Requirement: Somewhere below are a line with "Functional | PBE |" and a later line with "At the start: pressure". Output exactly those lines and all lines between them.

Information shown:
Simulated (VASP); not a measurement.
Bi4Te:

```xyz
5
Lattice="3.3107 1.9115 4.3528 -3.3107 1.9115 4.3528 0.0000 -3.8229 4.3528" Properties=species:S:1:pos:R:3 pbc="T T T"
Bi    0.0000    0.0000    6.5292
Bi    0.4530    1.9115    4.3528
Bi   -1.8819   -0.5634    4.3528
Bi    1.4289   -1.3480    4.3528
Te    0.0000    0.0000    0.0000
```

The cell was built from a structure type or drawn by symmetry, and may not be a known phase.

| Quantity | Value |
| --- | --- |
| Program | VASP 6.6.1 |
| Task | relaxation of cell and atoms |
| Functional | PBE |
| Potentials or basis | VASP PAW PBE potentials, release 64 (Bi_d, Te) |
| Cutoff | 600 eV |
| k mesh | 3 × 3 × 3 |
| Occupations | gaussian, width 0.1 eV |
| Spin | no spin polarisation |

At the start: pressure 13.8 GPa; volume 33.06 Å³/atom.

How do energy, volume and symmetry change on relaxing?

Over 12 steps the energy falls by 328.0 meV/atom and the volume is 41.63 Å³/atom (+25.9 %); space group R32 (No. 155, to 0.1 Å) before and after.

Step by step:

Answer space:
| Functional | PBE |
| Potentials or basis | VASP PAW PBE potentials, release 64 (Bi_d, Te) |
| Cutoff | 600 eV |
| k mesh | 3 × 3 × 3 |
| Occupations | gaussian, width 0.1 eV |
| Spin | no spin polarisation |

At the start: pressure 13.8 GPa; volume 33.06 Å³/atom.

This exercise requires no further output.